• Work order
Write out the data below exactly, beginning with the first line and ending once the line that has "Aim: how do" is written.

** Opening Raw data block **

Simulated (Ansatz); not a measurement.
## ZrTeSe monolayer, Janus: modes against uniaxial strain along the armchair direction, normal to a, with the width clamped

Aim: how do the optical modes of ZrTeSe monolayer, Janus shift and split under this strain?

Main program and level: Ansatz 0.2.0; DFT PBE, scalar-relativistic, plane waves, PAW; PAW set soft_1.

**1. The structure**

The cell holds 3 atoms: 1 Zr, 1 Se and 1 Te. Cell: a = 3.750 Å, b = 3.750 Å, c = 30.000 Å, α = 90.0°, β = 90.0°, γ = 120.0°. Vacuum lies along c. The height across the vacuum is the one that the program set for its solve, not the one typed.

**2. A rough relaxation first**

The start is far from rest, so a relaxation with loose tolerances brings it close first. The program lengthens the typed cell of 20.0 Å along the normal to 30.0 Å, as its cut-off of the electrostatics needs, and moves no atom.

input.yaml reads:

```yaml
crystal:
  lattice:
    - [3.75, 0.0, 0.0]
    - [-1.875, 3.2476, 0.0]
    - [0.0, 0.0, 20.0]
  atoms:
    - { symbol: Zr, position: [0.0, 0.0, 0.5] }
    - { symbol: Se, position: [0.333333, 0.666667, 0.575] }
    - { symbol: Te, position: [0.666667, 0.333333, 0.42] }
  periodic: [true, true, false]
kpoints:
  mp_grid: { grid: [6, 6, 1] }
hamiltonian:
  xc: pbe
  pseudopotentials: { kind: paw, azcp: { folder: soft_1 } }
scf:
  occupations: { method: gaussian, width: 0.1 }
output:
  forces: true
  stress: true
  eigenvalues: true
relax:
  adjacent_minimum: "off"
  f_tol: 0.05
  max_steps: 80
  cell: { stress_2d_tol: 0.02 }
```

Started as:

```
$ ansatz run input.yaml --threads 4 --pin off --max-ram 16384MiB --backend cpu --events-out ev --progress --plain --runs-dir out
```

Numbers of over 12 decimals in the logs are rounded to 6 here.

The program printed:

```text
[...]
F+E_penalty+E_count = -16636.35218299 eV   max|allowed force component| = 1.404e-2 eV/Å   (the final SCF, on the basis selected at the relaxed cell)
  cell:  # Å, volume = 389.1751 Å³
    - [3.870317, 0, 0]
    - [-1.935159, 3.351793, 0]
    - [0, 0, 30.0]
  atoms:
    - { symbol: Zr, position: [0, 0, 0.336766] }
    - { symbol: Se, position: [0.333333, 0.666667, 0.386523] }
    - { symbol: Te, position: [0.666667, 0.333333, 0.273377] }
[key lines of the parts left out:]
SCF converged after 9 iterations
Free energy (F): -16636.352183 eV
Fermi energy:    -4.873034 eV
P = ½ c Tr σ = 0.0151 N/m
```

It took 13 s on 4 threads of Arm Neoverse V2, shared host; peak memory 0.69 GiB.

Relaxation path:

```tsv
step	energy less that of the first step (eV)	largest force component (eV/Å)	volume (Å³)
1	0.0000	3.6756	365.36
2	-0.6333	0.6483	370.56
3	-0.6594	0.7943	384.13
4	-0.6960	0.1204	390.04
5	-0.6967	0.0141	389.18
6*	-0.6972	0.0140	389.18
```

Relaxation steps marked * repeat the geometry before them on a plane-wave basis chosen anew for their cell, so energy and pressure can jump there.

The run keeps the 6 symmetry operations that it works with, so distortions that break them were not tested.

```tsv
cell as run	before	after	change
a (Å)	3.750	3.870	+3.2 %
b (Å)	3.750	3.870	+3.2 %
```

** Closing Raw data block **

• Solution
Simulated (Ansatz); not a measurement.
## ZrTeSe monolayer, Janus: modes against uniaxial strain along the armchair direction, normal to a, with the width clamped

Aim: how do the optical modes of ZrTeSe monolayer, Janus shift and split under this strain?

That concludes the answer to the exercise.